Would you please transcribe, exactly as written, the lines of the entries below starting at the one that holds "The cell comes" and ending at the one that holds "These are the", both included?

- Dataset content -
━━━━━━
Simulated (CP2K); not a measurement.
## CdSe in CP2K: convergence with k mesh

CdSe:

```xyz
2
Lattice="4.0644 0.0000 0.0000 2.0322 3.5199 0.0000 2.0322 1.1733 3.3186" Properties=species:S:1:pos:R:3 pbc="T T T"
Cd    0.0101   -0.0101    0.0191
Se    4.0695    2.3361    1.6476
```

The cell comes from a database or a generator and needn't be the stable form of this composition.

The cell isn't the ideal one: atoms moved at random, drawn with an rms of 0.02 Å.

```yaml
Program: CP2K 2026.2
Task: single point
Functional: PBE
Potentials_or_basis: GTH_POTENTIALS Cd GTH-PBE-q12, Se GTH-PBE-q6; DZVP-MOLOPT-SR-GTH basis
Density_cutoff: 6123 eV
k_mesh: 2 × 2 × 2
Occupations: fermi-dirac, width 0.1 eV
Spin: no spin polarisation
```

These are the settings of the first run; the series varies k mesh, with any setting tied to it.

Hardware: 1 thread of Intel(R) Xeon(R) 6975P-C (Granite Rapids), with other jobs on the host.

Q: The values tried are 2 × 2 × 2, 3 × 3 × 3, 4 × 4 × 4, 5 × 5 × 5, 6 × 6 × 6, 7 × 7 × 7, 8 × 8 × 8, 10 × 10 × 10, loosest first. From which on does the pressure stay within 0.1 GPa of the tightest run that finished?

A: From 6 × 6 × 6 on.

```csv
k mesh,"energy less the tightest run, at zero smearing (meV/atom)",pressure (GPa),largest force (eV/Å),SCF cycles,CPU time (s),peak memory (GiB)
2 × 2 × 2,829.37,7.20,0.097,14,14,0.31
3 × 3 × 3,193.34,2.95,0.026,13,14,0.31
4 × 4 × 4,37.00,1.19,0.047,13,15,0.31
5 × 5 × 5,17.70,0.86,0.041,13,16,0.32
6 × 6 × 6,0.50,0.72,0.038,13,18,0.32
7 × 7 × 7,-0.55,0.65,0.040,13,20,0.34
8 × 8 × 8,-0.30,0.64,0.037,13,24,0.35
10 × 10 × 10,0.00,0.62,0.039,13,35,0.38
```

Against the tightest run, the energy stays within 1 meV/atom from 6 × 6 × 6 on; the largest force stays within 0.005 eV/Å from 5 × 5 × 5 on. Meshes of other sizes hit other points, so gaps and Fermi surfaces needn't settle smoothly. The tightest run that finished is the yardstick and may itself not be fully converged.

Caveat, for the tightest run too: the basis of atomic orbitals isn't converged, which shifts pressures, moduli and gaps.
━━━━━━

- Your response -
The cell comes from a database or a generator and needn't be the stable form of this composition.

The cell isn't the ideal one: atoms moved at random, drawn with an rms of 0.02 Å.

```yaml
Program: CP2K 2026.2
Task: single point
Functional: PBE
Potentials_or_basis: GTH_POTENTIALS Cd GTH-PBE-q12, Se GTH-PBE-q6; DZVP-MOLOPT-SR-GTH basis
Density_cutoff: 6123 eV
k_mesh: 2 × 2 × 2
Occupations: fermi-dirac, width 0.1 eV
Spin: no spin polarisation
```

These are the settings of the first run; the series varies k mesh, with any setting tied to it.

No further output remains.